Of the records that follow, copy only the lines from the line containing "(Å) | y (Å) | z (Å) |" to the line containing "state (an estimate).", both included, exactly as written.

[Opening Record extracts section]

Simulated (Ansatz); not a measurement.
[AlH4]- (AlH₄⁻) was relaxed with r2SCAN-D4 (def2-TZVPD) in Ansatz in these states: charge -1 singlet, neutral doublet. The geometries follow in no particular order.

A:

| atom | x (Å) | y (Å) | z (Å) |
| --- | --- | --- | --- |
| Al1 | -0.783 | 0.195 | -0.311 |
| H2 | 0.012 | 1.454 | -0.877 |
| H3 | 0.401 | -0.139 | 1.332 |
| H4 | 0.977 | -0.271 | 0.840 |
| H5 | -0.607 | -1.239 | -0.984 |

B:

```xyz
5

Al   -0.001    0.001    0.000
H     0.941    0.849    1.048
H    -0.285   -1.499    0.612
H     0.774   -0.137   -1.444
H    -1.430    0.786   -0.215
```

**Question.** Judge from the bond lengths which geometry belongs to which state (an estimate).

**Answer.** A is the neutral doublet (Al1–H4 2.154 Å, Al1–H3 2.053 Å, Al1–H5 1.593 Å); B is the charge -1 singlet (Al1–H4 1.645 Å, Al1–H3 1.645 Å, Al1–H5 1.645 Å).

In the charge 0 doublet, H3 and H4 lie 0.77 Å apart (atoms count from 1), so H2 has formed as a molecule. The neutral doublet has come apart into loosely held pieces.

[Closing Record extracts section]

**Written response**
| atom | x (Å) | y (Å) | z (Å) |
| --- | --- | --- | --- |
| Al1 | -0.783 | 0.195 | -0.311 |
| H2 | 0.012 | 1.454 | -0.877 |
| H3 | 0.401 | -0.139 | 1.332 |
| H4 | 0.977 | -0.271 | 0.840 |
| H5 | -0.607 | -1.239 | -0.984 |

B:

```xyz
5

Al   -0.001    0.001    0.000
H     0.941    0.849    1.048
H    -0.285   -1.499    0.612
H     0.774   -0.137   -1.444
H    -1.430    0.786   -0.215
```

**Question.** Judge from the bond lengths which geometry belongs to which state (an estimate).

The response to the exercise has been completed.